==========

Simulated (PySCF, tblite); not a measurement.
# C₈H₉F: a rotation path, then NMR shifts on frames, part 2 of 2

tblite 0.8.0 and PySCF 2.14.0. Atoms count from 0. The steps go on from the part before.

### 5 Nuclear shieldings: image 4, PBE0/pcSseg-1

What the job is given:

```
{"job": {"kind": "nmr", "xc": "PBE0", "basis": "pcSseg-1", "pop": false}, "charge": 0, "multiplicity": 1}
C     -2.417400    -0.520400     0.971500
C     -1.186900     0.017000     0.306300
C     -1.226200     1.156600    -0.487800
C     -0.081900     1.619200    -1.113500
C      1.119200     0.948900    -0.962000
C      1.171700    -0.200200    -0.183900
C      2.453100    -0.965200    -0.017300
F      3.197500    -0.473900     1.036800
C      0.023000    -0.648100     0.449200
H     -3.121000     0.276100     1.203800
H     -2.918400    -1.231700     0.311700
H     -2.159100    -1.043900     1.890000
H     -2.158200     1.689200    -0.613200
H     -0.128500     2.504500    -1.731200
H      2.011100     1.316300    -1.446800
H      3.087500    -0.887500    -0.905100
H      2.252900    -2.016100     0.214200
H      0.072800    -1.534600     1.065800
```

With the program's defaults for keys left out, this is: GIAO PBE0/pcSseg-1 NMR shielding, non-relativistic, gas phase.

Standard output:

==========

# Action item:
Copy exactly the lines that run from the first line of the data to the line containing "With the program's", please, with both ends included and nothing else.

# Your response:
Simulated (PySCF, tblite); not a measurement.
# C₈H₉F: a rotation path, then NMR shifts on frames, part 2 of 2

tblite 0.8.0 and PySCF 2.14.0. Atoms count from 0. The steps go on from the part before.

### 5 Nuclear shieldings: image 4, PBE0/pcSseg-1

What the job is given:

```
{"job": {"kind": "nmr", "xc": "PBE0", "basis": "pcSseg-1", "pop": false}, "charge": 0, "multiplicity": 1}
C     -2.417400    -0.520400     0.971500
C     -1.186900     0.017000     0.306300
C     -1.226200     1.156600    -0.487800
C     -0.081900     1.619200    -1.113500
C      1.119200     0.948900    -0.962000
C      1.171700    -0.200200    -0.183900
C      2.453100    -0.965200    -0.017300
F      3.197500    -0.473900     1.036800
C      0.023000    -0.648100     0.449200
H     -3.121000     0.276100     1.203800
H     -2.918400    -1.231700     0.311700
H     -2.159100    -1.043900     1.890000
H     -2.158200     1.689200    -0.613200
H     -0.128500     2.504500    -1.731200
H      2.011100     1.316300    -1.446800
H      3.087500    -0.887500    -0.905100
H      2.252900    -2.016100     0.214200
H      0.072800    -1.534600     1.065800
```

With the program's defaults for keys left out, this is: GIAO PBE0/pcSseg-1 NMR shielding, non-relativistic, gas phase.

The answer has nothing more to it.